§ **DATA EXTRACT**:
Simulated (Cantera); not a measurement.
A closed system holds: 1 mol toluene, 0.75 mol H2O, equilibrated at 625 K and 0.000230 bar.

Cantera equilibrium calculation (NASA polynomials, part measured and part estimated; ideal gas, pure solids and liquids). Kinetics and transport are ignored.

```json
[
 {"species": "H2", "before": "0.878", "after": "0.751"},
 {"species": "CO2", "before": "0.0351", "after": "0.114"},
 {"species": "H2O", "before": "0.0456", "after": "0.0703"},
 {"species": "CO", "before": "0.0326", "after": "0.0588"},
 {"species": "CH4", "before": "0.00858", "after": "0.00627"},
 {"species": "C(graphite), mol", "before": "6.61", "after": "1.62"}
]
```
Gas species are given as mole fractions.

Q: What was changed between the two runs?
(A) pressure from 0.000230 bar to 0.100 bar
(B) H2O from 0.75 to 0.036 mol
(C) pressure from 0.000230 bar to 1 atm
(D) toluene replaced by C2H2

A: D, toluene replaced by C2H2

§ **REQUIREMENT**: Give back exactly the lines of the listing, starting with the first and ending with the one bearing "(D) toluene replaced by C2H2". Add no other lines.

§ **ANSWER AREA**:
Simulated (Cantera); not a measurement.
A closed system holds: 1 mol toluene, 0.75 mol H2O, equilibrated at 625 K and 0.000230 bar.

Cantera equilibrium calculation (NASA polynomials, part measured and part estimated; ideal gas, pure solids and liquids). Kinetics and transport are ignored.

```json
[
 {"species": "H2", "before": "0.878", "after": "0.751"},
 {"species": "CO2", "before": "0.0351", "after": "0.114"},
 {"species": "H2O", "before": "0.0456", "after": "0.0703"},
 {"species": "CO", "before": "0.0326", "after": "0.0588"},
 {"species": "CH4", "before": "0.00858", "after": "0.00627"},
 {"species": "C(graphite), mol", "before": "6.61", "after": "1.62"}
]
```
Gas species are given as mole fractions.

Q: What was changed between the two runs?
(A) pressure from 0.000230 bar to 0.100 bar
(B) H2O from 0.75 to 0.036 mol
(C) pressure from 0.000230 bar to 1 atm
(D) toluene replaced by C2H2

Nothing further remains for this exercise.